*Assigned task*:
Look through the material below. Return exactly the lines from the one with "The cell and" through the one with "The RPA dielectric", both included.

*Material supplied*:
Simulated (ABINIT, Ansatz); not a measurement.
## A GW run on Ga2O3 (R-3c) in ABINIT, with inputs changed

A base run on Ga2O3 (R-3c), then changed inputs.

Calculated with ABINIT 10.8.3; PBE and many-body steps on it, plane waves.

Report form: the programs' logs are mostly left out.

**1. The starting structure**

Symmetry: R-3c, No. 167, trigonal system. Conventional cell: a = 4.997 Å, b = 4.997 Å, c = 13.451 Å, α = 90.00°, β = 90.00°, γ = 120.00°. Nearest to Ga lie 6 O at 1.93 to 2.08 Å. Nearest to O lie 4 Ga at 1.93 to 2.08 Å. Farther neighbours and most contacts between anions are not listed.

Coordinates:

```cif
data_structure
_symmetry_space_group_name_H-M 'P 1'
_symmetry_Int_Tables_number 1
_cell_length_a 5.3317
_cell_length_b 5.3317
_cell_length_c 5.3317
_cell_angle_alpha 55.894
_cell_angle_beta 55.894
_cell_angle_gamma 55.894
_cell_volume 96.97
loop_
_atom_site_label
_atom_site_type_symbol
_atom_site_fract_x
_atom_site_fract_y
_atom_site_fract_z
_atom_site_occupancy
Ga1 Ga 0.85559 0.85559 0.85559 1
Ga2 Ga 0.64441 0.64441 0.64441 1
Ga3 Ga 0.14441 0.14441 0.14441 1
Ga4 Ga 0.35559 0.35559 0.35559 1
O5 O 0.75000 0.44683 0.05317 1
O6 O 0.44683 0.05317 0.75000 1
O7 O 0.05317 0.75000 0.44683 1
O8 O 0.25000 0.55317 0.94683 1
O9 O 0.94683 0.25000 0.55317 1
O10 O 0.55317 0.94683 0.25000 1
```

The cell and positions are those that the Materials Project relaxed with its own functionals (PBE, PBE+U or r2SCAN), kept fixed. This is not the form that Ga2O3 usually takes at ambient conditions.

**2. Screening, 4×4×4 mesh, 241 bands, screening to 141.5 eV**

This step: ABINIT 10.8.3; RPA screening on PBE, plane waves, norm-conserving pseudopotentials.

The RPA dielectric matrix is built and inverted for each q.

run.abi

*Written response*:
The cell and positions are those that the Materials Project relaxed with its own functionals (PBE, PBE+U or r2SCAN), kept fixed. This is not the form that Ga2O3 usually takes at ambient conditions.

**2. Screening, 4×4×4 mesh, 241 bands, screening to 141.5 eV**

This step: ABINIT 10.8.3; RPA screening on PBE, plane waves, norm-conserving pseudopotentials.

The RPA dielectric matrix is built and inverted for each q.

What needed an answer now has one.